> _Information given_:
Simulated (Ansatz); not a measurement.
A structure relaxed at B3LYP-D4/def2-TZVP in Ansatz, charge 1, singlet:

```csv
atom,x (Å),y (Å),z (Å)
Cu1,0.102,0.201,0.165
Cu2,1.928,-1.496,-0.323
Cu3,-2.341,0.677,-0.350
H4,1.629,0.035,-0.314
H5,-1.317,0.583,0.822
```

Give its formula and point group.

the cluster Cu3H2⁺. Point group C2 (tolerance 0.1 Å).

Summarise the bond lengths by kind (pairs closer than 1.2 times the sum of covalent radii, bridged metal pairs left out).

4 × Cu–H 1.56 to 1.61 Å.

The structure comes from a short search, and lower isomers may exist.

> _Required action_:
Beginning at the line above with "A structure relaxed" and finishing at the line with "4 × Cu–H 1.56 to 1.61 Å.", return each line exactly and return nothing else.

> _Task output_:
A structure relaxed at B3LYP-D4/def2-TZVP in Ansatz, charge 1, singlet:

```csv
atom,x (Å),y (Å),z (Å)
Cu1,0.102,0.201,0.165
Cu2,1.928,-1.496,-0.323
Cu3,-2.341,0.677,-0.350
H4,1.629,0.035,-0.314
H5,-1.317,0.583,0.822
```

Give its formula and point group.

the cluster Cu3H2⁺. Point group C2 (tolerance 0.1 Å).

Summarise the bond lengths by kind (pairs closer than 1.2 times the sum of covalent radii, bridged metal pairs left out).

4 × Cu–H 1.56 to 1.61 Å.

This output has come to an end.